● **PROVIDED MATERIAL**:

****************

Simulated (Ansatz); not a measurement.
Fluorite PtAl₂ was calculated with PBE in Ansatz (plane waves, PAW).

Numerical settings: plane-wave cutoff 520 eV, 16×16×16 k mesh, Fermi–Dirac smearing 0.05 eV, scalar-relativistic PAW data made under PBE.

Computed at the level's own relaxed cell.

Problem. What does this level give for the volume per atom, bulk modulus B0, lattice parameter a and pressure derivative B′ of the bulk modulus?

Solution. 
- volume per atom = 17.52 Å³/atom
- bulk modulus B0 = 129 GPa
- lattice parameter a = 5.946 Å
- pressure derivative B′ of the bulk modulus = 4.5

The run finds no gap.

****************

● **ASSIGNMENT**:
All the data needs repeating. Return it exactly.

● **TASK RESPONSE**:
Simulated (Ansatz); not a measurement.
Fluorite PtAl₂ was calculated with PBE in Ansatz (plane waves, PAW).

Numerical settings: plane-wave cutoff 520 eV, 16×16×16 k mesh, Fermi–Dirac smearing 0.05 eV, scalar-relativistic PAW data made under PBE.

Computed at the level's own relaxed cell.

Problem. What does this level give for the volume per atom, bulk modulus B0, lattice parameter a and pressure derivative B′ of the bulk modulus?

Solution. 
- volume per atom = 17.52 Å³/atom
- bulk modulus B0 = 129 GPa
- lattice parameter a = 5.946 Å
- pressure derivative B′ of the bulk modulus = 4.5

The run finds no gap.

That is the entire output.